(Entries provided Opens)

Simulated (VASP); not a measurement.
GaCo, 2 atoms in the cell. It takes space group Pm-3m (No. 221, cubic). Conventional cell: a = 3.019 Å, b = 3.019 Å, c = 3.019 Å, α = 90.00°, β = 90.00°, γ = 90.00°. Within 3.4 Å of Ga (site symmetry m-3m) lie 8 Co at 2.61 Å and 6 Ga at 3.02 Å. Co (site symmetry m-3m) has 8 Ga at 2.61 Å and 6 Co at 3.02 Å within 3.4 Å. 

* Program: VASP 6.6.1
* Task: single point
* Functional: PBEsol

(Entries provided Closes)

§ **Work request**:
What is needed is an exact copy of every entry above.

§ **Response area**:
Simulated (VASP); not a measurement.
GaCo, 2 atoms in the cell. It takes space group Pm-3m (No. 221, cubic). Conventional cell: a = 3.019 Å, b = 3.019 Å, c = 3.019 Å, α = 90.00°, β = 90.00°, γ = 90.00°. Within 3.4 Å of Ga (site symmetry m-3m) lie 8 Co at 2.61 Å and 6 Ga at 3.02 Å. Co (site symmetry m-3m) has 8 Ga at 2.61 Å and 6 Co at 3.02 Å within 3.4 Å. 

* Program: VASP 6.6.1
* Task: single point
* Functional: PBEsol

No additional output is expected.